=-=-=

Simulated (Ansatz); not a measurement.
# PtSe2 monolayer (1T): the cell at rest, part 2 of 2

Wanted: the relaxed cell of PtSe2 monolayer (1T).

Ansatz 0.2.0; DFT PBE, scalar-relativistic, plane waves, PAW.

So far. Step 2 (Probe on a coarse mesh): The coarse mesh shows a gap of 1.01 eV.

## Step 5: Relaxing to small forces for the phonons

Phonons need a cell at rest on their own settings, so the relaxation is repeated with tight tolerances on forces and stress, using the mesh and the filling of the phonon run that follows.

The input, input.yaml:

=-=-=

◆ **Work item**
Would you please copy the material above exactly, with nothing left out?

◆ **Exercise result**
Simulated (Ansatz); not a measurement.
# PtSe2 monolayer (1T): the cell at rest, part 2 of 2

Wanted: the relaxed cell of PtSe2 monolayer (1T).

Ansatz 0.2.0; DFT PBE, scalar-relativistic, plane waves, PAW.

So far. Step 2 (Probe on a coarse mesh): The coarse mesh shows a gap of 1.01 eV.

## Step 5: Relaxing to small forces for the phonons

Phonons need a cell at rest on their own settings, so the relaxation is repeated with tight tolerances on forces and stress, using the mesh and the filling of the phonon run that follows.

The input, input.yaml:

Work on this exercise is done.